Information given =
========================================

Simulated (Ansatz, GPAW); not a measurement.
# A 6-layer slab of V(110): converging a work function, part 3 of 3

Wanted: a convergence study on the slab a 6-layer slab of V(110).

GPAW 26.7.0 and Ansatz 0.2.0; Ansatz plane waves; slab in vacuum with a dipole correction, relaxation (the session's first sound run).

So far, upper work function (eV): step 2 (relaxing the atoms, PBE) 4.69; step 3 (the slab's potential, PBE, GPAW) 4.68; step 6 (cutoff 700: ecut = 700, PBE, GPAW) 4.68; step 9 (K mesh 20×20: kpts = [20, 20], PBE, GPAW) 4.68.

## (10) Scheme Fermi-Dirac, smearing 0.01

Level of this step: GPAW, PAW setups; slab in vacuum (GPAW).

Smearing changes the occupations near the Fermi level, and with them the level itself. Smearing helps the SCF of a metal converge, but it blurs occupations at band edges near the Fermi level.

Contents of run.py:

========================================

Brief =
Find "# A 6-layer" in the entries above and copy that whole line exactly, then each line after it through the line that contains "GPAW 26.7.0 and".

Exercise solution =
# A 6-layer slab of V(110): converging a work function, part 3 of 3

Wanted: a convergence study on the slab a 6-layer slab of V(110).

GPAW 26.7.0 and Ansatz 0.2.0; Ansatz plane waves; slab in vacuum with a dipole correction, relaxation (the session's first sound run).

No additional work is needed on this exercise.